**Work item**: The entries that follow need to be returned without any alteration.

**Dataset records**:
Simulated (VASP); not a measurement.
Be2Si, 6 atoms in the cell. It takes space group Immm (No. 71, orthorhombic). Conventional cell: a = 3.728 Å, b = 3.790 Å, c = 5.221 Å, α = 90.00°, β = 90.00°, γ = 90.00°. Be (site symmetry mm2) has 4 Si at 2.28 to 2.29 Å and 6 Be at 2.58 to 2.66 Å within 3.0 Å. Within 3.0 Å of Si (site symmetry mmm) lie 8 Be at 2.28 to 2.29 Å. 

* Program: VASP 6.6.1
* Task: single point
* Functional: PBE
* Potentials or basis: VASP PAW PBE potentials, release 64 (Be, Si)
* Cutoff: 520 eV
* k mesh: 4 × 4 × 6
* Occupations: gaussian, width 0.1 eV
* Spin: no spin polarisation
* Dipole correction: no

**Task answer**:
Simulated (VASP); not a measurement.
Be2Si, 6 atoms in the cell. It takes space group Immm (No. 71, orthorhombic). Conventional cell: a = 3.728 Å, b = 3.790 Å, c = 5.221 Å, α = 90.00°, β = 90.00°, γ = 90.00°. Be (site symmetry mm2) has 4 Si at 2.28 to 2.29 Å and 6 Be at 2.58 to 2.66 Å within 3.0 Å. Within 3.0 Å of Si (site symmetry mmm) lie 8 Be at 2.28 to 2.29 Å. 

* Program: VASP 6.6.1
* Task: single point
* Functional: PBE
* Potentials or basis: VASP PAW PBE potentials, release 64 (Be, Si)
* Cutoff: 520 eV
* k mesh: 4 × 4 × 6
* Occupations: gaussian, width 0.1 eV
* Spin: no spin polarisation
* Dipole correction: no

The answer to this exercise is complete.